# Work request
From the records below, transcribe only the lines running from the one with "Potentials or basis: VASP" through the one with "Potentials or basis: all-electron". Keep both of those end lines.

-------------------------
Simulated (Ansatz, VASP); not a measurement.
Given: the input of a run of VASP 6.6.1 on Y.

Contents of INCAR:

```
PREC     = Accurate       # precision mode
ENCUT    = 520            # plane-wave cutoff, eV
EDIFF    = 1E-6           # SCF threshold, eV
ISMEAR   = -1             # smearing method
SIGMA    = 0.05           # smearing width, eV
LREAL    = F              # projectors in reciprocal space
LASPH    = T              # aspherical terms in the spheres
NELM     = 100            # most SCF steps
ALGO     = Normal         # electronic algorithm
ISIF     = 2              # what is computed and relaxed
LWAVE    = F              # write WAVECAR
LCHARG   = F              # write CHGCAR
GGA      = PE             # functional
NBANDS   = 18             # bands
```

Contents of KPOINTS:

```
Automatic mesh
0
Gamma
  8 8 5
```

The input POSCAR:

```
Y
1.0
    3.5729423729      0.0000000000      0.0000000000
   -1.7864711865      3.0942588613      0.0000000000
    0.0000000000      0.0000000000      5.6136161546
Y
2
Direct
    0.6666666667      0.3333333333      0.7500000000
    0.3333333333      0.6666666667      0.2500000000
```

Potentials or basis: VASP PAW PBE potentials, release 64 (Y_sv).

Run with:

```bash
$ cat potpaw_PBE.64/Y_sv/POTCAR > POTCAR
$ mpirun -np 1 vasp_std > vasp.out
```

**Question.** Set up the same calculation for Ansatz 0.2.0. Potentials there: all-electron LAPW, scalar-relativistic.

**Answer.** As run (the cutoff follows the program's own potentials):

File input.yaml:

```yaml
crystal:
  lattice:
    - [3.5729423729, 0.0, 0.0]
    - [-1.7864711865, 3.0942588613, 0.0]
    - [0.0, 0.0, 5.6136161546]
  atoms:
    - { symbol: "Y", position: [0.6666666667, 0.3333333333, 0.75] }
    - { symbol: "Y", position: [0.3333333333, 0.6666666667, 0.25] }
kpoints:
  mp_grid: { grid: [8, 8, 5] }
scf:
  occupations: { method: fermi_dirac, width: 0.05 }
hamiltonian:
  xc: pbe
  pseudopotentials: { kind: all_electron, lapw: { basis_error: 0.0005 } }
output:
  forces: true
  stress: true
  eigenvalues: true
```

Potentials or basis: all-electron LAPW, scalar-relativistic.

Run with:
-------------------------

# Response area
Potentials or basis: VASP PAW PBE potentials, release 64 (Y_sv).

Run with:

```bash
$ cat potpaw_PBE.64/Y_sv/POTCAR > POTCAR
$ mpirun -np 1 vasp_std > vasp.out
```

**Question.** Set up the same calculation for Ansatz 0.2.0. Potentials there: all-electron LAPW, scalar-relativistic.

**Answer.** As run (the cutoff follows the program's own potentials):

File input.yaml:

```yaml
crystal:
  lattice:
    - [3.5729423729, 0.0, 0.0]
    - [-1.7864711865, 3.0942588613, 0.0]
    - [0.0, 0.0, 5.6136161546]
  atoms:
    - { symbol: "Y", position: [0.6666666667, 0.3333333333, 0.75] }
    - { symbol: "Y", position: [0.3333333333, 0.6666666667, 0.25] }
kpoints:
  mp_grid: { grid: [8, 8, 5] }
scf:
  occupations: { method: fermi_dirac, width: 0.05 }
hamiltonian:
  xc: pbe
  pseudopotentials: { kind: all_electron, lapw: { basis_error: 0.0005 } }
output:
  forces: true
  stress: true
  eigenvalues: true
```

Potentials or basis: all-electron LAPW, scalar-relativistic.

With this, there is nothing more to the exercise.